>>>

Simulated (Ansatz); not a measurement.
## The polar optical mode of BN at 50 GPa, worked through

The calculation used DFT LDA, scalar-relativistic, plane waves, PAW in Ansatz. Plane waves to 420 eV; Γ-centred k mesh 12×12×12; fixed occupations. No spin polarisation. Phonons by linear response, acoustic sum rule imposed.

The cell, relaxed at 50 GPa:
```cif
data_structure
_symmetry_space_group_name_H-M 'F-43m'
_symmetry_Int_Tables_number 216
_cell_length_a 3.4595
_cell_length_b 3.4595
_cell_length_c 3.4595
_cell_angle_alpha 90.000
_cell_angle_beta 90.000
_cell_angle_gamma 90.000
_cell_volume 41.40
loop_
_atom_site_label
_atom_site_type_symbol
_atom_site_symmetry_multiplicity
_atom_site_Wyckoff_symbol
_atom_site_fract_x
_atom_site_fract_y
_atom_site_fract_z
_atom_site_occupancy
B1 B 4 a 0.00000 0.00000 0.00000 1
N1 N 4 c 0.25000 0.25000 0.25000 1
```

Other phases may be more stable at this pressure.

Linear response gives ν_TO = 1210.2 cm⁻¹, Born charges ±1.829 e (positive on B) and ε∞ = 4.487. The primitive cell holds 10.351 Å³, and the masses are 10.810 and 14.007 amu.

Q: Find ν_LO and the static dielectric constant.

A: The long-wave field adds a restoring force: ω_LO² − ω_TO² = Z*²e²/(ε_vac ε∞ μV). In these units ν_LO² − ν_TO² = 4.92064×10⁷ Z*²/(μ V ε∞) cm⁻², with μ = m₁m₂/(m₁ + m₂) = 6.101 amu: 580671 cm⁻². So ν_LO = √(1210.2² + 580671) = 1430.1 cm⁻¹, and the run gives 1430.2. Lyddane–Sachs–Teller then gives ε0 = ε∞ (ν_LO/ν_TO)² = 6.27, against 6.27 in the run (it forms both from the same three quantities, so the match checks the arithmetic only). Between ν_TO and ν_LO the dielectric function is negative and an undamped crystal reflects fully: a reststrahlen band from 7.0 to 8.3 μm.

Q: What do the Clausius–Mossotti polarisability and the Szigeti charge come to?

<<<

» WORK TASK:
Restate, word for word and with nothing added, the lines from the beginning of the records above through the line that contains "Q: Find ν_LO".

» ANSWER SPACE:
Simulated (Ansatz); not a measurement.
## The polar optical mode of BN at 50 GPa, worked through

The calculation used DFT LDA, scalar-relativistic, plane waves, PAW in Ansatz. Plane waves to 420 eV; Γ-centred k mesh 12×12×12; fixed occupations. No spin polarisation. Phonons by linear response, acoustic sum rule imposed.

The cell, relaxed at 50 GPa:
```cif
data_structure
_symmetry_space_group_name_H-M 'F-43m'
_symmetry_Int_Tables_number 216
_cell_length_a 3.4595
_cell_length_b 3.4595
_cell_length_c 3.4595
_cell_angle_alpha 90.000
_cell_angle_beta 90.000
_cell_angle_gamma 90.000
_cell_volume 41.40
loop_
_atom_site_label
_atom_site_type_symbol
_atom_site_symmetry_multiplicity
_atom_site_Wyckoff_symbol
_atom_site_fract_x
_atom_site_fract_y
_atom_site_fract_z
_atom_site_occupancy
B1 B 4 a 0.00000 0.00000 0.00000 1
N1 N 4 c 0.25000 0.25000 0.25000 1
```

Other phases may be more stable at this pressure.

Linear response gives ν_TO = 1210.2 cm⁻¹, Born charges ±1.829 e (positive on B) and ε∞ = 4.487. The primitive cell holds 10.351 Å³, and the masses are 10.810 and 14.007 amu.

Q: Find ν_LO and the static dielectric constant.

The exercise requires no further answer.